-- ACTION ITEM --
For this exercise, please reproduce the records below word for word, from the first line through the line with "Ansatz 0.2.0 |".

-- RECORDS SUPPLIED --
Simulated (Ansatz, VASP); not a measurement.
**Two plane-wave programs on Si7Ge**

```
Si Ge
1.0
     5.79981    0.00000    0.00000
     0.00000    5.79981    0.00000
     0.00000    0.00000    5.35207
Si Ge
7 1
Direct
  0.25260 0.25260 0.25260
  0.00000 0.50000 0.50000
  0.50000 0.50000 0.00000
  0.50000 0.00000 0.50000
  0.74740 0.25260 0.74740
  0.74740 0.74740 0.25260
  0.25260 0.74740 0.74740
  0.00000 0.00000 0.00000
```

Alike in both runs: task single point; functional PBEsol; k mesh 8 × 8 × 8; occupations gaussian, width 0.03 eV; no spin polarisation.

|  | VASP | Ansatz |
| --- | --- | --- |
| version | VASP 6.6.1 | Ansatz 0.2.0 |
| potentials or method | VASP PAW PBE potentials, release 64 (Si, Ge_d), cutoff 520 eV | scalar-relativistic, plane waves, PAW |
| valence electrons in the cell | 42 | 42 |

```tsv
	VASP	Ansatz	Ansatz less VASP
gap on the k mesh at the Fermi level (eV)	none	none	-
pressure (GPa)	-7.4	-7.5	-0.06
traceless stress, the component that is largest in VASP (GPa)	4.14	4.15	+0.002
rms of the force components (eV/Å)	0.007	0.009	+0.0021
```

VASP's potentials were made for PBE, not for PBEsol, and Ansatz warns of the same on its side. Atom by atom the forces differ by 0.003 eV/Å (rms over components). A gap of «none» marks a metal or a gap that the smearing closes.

-- EXERCISE SOLUTION --
Simulated (Ansatz, VASP); not a measurement.
**Two plane-wave programs on Si7Ge**

```
Si Ge
1.0
     5.79981    0.00000    0.00000
     0.00000    5.79981    0.00000
     0.00000    0.00000    5.35207
Si Ge
7 1
Direct
  0.25260 0.25260 0.25260
  0.00000 0.50000 0.50000
  0.50000 0.50000 0.00000
  0.50000 0.00000 0.50000
  0.74740 0.25260 0.74740
  0.74740 0.74740 0.25260
  0.25260 0.74740 0.74740
  0.00000 0.00000 0.00000
```

Alike in both runs: task single point; functional PBEsol; k mesh 8 × 8 × 8; occupations gaussian, width 0.03 eV; no spin polarisation.

|  | VASP | Ansatz |
| --- | --- | --- |
| version | VASP 6.6.1 | Ansatz 0.2.0 |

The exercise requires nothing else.